------------------------------------------------------------------------
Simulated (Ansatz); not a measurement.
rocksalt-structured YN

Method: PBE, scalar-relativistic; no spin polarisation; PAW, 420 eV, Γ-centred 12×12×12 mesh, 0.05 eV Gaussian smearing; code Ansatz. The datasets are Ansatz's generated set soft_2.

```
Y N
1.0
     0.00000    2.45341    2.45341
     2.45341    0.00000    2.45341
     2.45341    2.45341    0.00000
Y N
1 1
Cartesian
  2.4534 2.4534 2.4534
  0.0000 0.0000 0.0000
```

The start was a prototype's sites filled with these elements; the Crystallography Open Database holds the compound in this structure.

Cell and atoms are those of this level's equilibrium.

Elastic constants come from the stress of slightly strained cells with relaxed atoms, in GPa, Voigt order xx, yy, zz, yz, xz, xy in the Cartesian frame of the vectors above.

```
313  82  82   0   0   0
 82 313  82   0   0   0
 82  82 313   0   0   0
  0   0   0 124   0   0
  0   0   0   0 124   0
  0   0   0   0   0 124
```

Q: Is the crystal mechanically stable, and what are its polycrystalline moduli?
------------------------------------------------------------------------

● Work task:
Every record must be retyped so that it matches the original exactly.

● Written reply:
Simulated (Ansatz); not a measurement.
rocksalt-structured YN

Method: PBE, scalar-relativistic; no spin polarisation; PAW, 420 eV, Γ-centred 12×12×12 mesh, 0.05 eV Gaussian smearing; code Ansatz. The datasets are Ansatz's generated set soft_2.

```
Y N
1.0
     0.00000    2.45341    2.45341
     2.45341    0.00000    2.45341
     2.45341    2.45341    0.00000
Y N
1 1
Cartesian
  2.4534 2.4534 2.4534
  0.0000 0.0000 0.0000
```

The start was a prototype's sites filled with these elements; the Crystallography Open Database holds the compound in this structure.

Cell and atoms are those of this level's equilibrium.

Elastic constants come from the stress of slightly strained cells with relaxed atoms, in GPa, Voigt order xx, yy, zz, yz, xz, xy in the Cartesian frame of the vectors above.

```
313  82  82   0   0   0
 82 313  82   0   0   0
 82  82 313   0   0   0
  0   0   0 124   0   0
  0   0   0   0 124   0
  0   0   0   0   0 124
```

Q: Is the crystal mechanically stable, and what are its polycrystalline moduli?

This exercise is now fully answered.